• WORK TASK
Whatever the records say, set them down exactly.

• SOURCE INFORMATION
++++++++

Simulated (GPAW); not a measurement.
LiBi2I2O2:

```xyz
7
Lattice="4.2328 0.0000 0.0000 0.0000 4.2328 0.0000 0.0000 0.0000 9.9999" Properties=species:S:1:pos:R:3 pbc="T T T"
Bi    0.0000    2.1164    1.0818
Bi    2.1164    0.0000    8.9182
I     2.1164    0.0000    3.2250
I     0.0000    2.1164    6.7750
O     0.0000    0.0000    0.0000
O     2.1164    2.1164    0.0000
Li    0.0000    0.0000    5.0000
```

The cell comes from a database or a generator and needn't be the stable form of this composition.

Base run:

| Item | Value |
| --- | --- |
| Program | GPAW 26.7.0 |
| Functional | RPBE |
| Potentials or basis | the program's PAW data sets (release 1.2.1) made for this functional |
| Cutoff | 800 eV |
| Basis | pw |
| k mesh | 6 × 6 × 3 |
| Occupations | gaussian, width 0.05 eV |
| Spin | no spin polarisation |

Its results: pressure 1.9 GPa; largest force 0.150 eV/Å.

++++++++

• RESPONSE
Simulated (GPAW); not a measurement.
LiBi2I2O2:

```xyz
7
Lattice="4.2328 0.0000 0.0000 0.0000 4.2328 0.0000 0.0000 0.0000 9.9999" Properties=species:S:1:pos:R:3 pbc="T T T"
Bi    0.0000    2.1164    1.0818
Bi    2.1164    0.0000    8.9182
I     2.1164    0.0000    3.2250
I     0.0000    2.1164    6.7750
O     0.0000    0.0000    0.0000
O     2.1164    2.1164    0.0000
Li    0.0000    0.0000    5.0000
```

The cell comes from a database or a generator and needn't be the stable form of this composition.

Base run:

| Item | Value |
| --- | --- |
| Program | GPAW 26.7.0 |
| Functional | RPBE |
| Potentials or basis | the program's PAW data sets (release 1.2.1) made for this functional |
| Cutoff | 800 eV |
| Basis | pw |
| k mesh | 6 × 6 × 3 |
| Occupations | gaussian, width 0.05 eV |
| Spin | no spin polarisation |

Its results: pressure 1.9 GPa; largest force 0.150 eV/Å.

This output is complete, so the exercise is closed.